- Work order: For this exercise, the reply is the listing below, reproduced exactly.

- Information given:
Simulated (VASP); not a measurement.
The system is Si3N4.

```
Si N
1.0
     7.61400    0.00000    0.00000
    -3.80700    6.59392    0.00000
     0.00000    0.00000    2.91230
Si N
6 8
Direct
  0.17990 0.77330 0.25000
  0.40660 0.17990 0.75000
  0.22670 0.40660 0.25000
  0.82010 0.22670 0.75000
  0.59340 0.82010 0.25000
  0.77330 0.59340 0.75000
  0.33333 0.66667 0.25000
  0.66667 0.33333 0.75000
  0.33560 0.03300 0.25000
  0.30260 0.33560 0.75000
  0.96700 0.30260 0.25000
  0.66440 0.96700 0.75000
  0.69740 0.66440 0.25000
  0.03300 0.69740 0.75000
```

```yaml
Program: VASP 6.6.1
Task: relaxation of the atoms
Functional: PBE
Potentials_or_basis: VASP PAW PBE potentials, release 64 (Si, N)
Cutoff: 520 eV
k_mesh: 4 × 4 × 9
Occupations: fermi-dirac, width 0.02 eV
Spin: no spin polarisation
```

- Problem solution:
Simulated (VASP); not a measurement.
The system is Si3N4.

```
Si N
1.0
     7.61400    0.00000    0.00000
    -3.80700    6.59392    0.00000
     0.00000    0.00000    2.91230
Si N
6 8
Direct
  0.17990 0.77330 0.25000
  0.40660 0.17990 0.75000
  0.22670 0.40660 0.25000
  0.82010 0.22670 0.75000
  0.59340 0.82010 0.25000
  0.77330 0.59340 0.75000
  0.33333 0.66667 0.25000
  0.66667 0.33333 0.75000
  0.33560 0.03300 0.25000
  0.30260 0.33560 0.75000
  0.96700 0.30260 0.25000
  0.66440 0.96700 0.75000
  0.69740 0.66440 0.25000
  0.03300 0.69740 0.75000
```

```yaml
Program: VASP 6.6.1
Task: relaxation of the atoms
Functional: PBE
Potentials_or_basis: VASP PAW PBE potentials, release 64 (Si, N)
Cutoff: 520 eV
k_mesh: 4 × 4 × 9
Occupations: fermi-dirac, width 0.02 eV
Spin: no spin polarisation
```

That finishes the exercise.